» DATASET RECORDS:
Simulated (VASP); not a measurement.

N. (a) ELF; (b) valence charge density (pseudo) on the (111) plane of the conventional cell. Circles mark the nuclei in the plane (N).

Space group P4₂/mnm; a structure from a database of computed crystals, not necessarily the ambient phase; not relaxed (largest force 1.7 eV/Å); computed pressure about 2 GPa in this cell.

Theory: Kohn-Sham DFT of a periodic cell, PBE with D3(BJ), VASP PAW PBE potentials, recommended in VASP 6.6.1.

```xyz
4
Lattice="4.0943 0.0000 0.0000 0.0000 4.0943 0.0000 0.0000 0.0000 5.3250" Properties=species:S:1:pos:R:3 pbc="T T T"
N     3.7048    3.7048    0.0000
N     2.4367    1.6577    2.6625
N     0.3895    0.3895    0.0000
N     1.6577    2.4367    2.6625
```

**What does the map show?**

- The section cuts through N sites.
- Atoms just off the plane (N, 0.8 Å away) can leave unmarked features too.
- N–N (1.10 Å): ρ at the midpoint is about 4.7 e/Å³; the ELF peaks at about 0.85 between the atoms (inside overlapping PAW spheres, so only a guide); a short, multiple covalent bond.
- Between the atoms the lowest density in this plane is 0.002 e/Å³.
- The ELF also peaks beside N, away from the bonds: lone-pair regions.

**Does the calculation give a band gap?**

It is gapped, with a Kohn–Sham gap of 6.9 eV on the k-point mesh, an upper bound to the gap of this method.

» BRIEF:
Your task is to restate, word for word, the lines from the beginning of the records to the line with "N. (a) ELF;", inclusive.

» RESPONSE BOX:
Simulated (VASP); not a measurement.

N. (a) ELF; (b) valence charge density (pseudo) on the (111) plane of the conventional cell. Circles mark the nuclei in the plane (N).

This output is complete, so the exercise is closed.